==== Information given
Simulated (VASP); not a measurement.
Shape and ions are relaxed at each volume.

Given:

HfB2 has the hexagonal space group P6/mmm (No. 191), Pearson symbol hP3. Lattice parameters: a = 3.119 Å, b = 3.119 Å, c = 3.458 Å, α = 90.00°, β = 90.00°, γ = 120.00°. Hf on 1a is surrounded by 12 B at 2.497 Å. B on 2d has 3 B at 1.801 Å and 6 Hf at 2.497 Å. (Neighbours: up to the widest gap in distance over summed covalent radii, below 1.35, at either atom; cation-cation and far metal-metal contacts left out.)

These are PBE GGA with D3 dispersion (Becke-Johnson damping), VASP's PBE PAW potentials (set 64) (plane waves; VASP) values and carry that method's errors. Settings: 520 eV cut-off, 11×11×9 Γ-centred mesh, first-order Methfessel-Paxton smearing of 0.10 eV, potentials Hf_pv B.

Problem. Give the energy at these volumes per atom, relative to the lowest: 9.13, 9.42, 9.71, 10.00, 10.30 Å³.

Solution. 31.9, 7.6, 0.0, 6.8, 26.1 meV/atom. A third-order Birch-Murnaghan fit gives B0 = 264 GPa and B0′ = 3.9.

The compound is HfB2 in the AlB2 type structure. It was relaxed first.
========

Work request: Starting at the first line of the records above, please copy each line exactly until you reach the line containing "Solution. 31.9, 7.6, 0.0, 6.8, 26.1". Include that line and stop there.

Answer section:
Simulated (VASP); not a measurement.
Shape and ions are relaxed at each volume.

Given:

HfB2 has the hexagonal space group P6/mmm (No. 191), Pearson symbol hP3. Lattice parameters: a = 3.119 Å, b = 3.119 Å, c = 3.458 Å, α = 90.00°, β = 90.00°, γ = 120.00°. Hf on 1a is surrounded by 12 B at 2.497 Å. B on 2d has 3 B at 1.801 Å and 6 Hf at 2.497 Å. (Neighbours: up to the widest gap in distance over summed covalent radii, below 1.35, at either atom; cation-cation and far metal-metal contacts left out.)

These are PBE GGA with D3 dispersion (Becke-Johnson damping), VASP's PBE PAW potentials (set 64) (plane waves; VASP) values and carry that method's errors. Settings: 520 eV cut-off, 11×11×9 Γ-centred mesh, first-order Methfessel-Paxton smearing of 0.10 eV, potentials Hf_pv B.

Problem. Give the energy at these volumes per atom, relative to the lowest: 9.13, 9.42, 9.71, 10.00, 10.30 Å³.

Solution. 31.9, 7.6, 0.0, 6.8, 26.1 meV/atom. A third-order Birch-Murnaghan fit gives B0 = 264 GPa and B0′ = 3.9.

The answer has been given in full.